# Work request:
Below are the records; output them exactly from the first line through the line with "Computed with Ansatz", stopping there.

-=-=-=-=-

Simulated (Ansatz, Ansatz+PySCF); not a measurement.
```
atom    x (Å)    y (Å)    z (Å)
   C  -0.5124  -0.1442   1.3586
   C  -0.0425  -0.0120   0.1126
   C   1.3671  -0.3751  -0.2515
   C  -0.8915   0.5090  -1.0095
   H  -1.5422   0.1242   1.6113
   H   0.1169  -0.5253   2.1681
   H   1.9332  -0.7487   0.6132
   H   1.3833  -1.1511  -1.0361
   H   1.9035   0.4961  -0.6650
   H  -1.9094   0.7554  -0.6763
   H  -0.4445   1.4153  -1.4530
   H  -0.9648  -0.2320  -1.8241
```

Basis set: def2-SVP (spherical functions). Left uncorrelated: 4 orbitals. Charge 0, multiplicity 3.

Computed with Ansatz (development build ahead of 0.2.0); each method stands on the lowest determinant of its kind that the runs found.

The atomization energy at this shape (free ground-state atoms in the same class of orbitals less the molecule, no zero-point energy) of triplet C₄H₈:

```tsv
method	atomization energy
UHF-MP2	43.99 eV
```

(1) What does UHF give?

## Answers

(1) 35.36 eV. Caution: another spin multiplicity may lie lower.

-=-=-=-=-

# Answer space:
Simulated (Ansatz, Ansatz+PySCF); not a measurement.
```
atom    x (Å)    y (Å)    z (Å)
   C  -0.5124  -0.1442   1.3586
   C  -0.0425  -0.0120   0.1126
   C   1.3671  -0.3751  -0.2515
   C  -0.8915   0.5090  -1.0095
   H  -1.5422   0.1242   1.6113
   H   0.1169  -0.5253   2.1681
   H   1.9332  -0.7487   0.6132
   H   1.3833  -1.1511  -1.0361
   H   1.9035   0.4961  -0.6650
   H  -1.9094   0.7554  -0.6763
   H  -0.4445   1.4153  -1.4530
   H  -0.9648  -0.2320  -1.8241
```

Basis set: def2-SVP (spherical functions). Left uncorrelated: 4 orbitals. Charge 0, multiplicity 3.

Computed with Ansatz (development build ahead of 0.2.0); each method stands on the lowest determinant of its kind that the runs found.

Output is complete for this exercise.